[Start of section]

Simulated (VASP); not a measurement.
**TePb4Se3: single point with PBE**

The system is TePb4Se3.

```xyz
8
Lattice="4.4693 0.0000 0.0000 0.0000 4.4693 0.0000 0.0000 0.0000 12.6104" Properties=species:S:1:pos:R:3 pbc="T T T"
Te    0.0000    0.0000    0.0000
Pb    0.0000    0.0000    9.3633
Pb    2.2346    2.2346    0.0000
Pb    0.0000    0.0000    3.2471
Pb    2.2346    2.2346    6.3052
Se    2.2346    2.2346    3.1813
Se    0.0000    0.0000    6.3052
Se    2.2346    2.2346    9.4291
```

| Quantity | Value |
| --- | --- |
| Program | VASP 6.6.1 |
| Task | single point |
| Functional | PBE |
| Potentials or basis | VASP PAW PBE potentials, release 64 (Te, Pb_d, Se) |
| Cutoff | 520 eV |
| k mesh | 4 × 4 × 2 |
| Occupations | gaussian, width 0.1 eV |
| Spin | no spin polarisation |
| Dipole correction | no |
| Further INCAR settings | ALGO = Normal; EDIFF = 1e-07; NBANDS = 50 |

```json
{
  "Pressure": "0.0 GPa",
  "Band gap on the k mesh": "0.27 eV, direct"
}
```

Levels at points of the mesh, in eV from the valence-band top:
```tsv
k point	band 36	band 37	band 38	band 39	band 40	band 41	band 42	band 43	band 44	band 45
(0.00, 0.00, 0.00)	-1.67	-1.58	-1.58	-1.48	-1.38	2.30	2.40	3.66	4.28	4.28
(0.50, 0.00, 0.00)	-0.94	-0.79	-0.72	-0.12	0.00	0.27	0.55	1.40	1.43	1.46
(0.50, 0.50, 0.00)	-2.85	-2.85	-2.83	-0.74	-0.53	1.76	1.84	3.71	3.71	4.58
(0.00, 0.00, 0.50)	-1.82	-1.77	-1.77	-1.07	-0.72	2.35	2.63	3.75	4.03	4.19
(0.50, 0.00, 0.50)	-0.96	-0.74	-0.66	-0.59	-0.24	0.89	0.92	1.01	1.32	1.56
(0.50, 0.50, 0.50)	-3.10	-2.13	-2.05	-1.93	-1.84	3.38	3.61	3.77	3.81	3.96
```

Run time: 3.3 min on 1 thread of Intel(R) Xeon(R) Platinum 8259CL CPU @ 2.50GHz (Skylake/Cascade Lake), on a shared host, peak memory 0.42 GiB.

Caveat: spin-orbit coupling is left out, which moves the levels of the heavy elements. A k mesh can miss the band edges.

[End of section]

● **REQUIRED ACTION**
Which lines run from the first of the listing to the line containing "Run time: 3.3"? Reproduce those exactly, both ends included.

● **WRITTEN RESPONSE**
Simulated (VASP); not a measurement.
**TePb4Se3: single point with PBE**

The system is TePb4Se3.

```xyz
8
Lattice="4.4693 0.0000 0.0000 0.0000 4.4693 0.0000 0.0000 0.0000 12.6104" Properties=species:S:1:pos:R:3 pbc="T T T"
Te    0.0000    0.0000    0.0000
Pb    0.0000    0.0000    9.3633
Pb    2.2346    2.2346    0.0000
Pb    0.0000    0.0000    3.2471
Pb    2.2346    2.2346    6.3052
Se    2.2346    2.2346    3.1813
Se    0.0000    0.0000    6.3052
Se    2.2346    2.2346    9.4291
```

| Quantity | Value |
| --- | --- |
| Program | VASP 6.6.1 |
| Task | single point |
| Functional | PBE |
| Potentials or basis | VASP PAW PBE potentials, release 64 (Te, Pb_d, Se) |
| Cutoff | 520 eV |
| k mesh | 4 × 4 × 2 |
| Occupations | gaussian, width 0.1 eV |
| Spin | no spin polarisation |
| Dipole correction | no |
| Further INCAR settings | ALGO = Normal; EDIFF = 1e-07; NBANDS = 50 |

```json
{
  "Pressure": "0.0 GPa",
  "Band gap on the k mesh": "0.27 eV, direct"
}
```

Levels at points of the mesh, in eV from the valence-band top:
```tsv
k point	band 36	band 37	band 38	band 39	band 40	band 41	band 42	band 43	band 44	band 45
(0.00, 0.00, 0.00)	-1.67	-1.58	-1.58	-1.48	-1.38	2.30	2.40	3.66	4.28	4.28
(0.50, 0.00, 0.00)	-0.94	-0.79	-0.72	-0.12	0.00	0.27	0.55	1.40	1.43	1.46
(0.50, 0.50, 0.00)	-2.85	-2.85	-2.83	-0.74	-0.53	1.76	1.84	3.71	3.71	4.58
(0.00, 0.00, 0.50)	-1.82	-1.77	-1.77	-1.07	-0.72	2.35	2.63	3.75	4.03	4.19
(0.50, 0.00, 0.50)	-0.96	-0.74	-0.66	-0.59	-0.24	0.89	0.92	1.01	1.32	1.56
(0.50, 0.50, 0.50)	-3.10	-2.13	-2.05	-1.93	-1.84	3.38	3.61	3.77	3.81	3.96
```

Run time: 3.3 min on 1 thread of Intel(R) Xeon(R) Platinum 8259CL CPU @ 2.50GHz (Skylake/Cascade Lake), on a shared host, peak memory 0.42 GiB.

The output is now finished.